◇ ◇ ◇ ◇

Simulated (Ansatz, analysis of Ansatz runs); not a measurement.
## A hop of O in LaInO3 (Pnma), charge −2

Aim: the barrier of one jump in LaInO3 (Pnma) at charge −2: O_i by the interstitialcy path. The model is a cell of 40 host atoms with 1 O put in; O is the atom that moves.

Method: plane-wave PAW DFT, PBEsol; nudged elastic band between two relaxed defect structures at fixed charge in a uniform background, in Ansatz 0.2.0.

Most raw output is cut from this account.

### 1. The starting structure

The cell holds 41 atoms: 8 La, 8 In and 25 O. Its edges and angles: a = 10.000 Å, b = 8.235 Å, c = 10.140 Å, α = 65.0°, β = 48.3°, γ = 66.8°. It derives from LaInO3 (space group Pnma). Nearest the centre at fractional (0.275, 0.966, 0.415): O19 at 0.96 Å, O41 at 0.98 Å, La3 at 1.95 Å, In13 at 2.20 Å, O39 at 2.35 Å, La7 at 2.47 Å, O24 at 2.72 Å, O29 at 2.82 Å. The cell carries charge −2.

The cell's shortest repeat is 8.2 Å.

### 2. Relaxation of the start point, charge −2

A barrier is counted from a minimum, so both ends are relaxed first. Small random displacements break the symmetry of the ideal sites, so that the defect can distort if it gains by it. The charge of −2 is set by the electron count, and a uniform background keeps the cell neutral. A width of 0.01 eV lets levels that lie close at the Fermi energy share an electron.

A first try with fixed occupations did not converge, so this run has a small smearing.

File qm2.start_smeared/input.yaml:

◇ ◇ ◇ ◇

### Assignment
Please retype the listing word for word, from its first line through the line containing "Method: plane-wave PAW", and add nothing else.

### Your solution
Simulated (Ansatz, analysis of Ansatz runs); not a measurement.
## A hop of O in LaInO3 (Pnma), charge −2

Aim: the barrier of one jump in LaInO3 (Pnma) at charge −2: O_i by the interstitialcy path. The model is a cell of 40 host atoms with 1 O put in; O is the atom that moves.

Method: plane-wave PAW DFT, PBEsol; nudged elastic band between two relaxed defect structures at fixed charge in a uniform background, in Ansatz 0.2.0.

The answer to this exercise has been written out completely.